==================================================
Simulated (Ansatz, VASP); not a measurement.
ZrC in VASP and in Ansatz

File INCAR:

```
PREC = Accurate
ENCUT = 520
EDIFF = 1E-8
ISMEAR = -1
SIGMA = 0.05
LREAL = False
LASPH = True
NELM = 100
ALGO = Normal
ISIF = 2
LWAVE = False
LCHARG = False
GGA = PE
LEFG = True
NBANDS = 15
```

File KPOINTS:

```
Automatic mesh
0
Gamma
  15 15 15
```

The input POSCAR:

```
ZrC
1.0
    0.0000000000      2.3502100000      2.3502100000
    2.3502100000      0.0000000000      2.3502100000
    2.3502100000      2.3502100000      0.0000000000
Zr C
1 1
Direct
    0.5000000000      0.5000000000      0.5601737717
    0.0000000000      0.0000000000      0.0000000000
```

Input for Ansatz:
==================================================

* [Task item]:
Would you restate the records word for word?

* [Written solution]:
Simulated (Ansatz, VASP); not a measurement.
ZrC in VASP and in Ansatz

File INCAR:

```
PREC = Accurate
ENCUT = 520
EDIFF = 1E-8
ISMEAR = -1
SIGMA = 0.05
LREAL = False
LASPH = True
NELM = 100
ALGO = Normal
ISIF = 2
LWAVE = False
LCHARG = False
GGA = PE
LEFG = True
NBANDS = 15
```

File KPOINTS:

```
Automatic mesh
0
Gamma
  15 15 15
```

The input POSCAR:

```
ZrC
1.0
    0.0000000000      2.3502100000      2.3502100000
    2.3502100000      0.0000000000      2.3502100000
    2.3502100000      2.3502100000      0.0000000000
Zr C
1 1
Direct
    0.5000000000      0.5000000000      0.5601737717
    0.0000000000      0.0000000000      0.0000000000
```

Input for Ansatz:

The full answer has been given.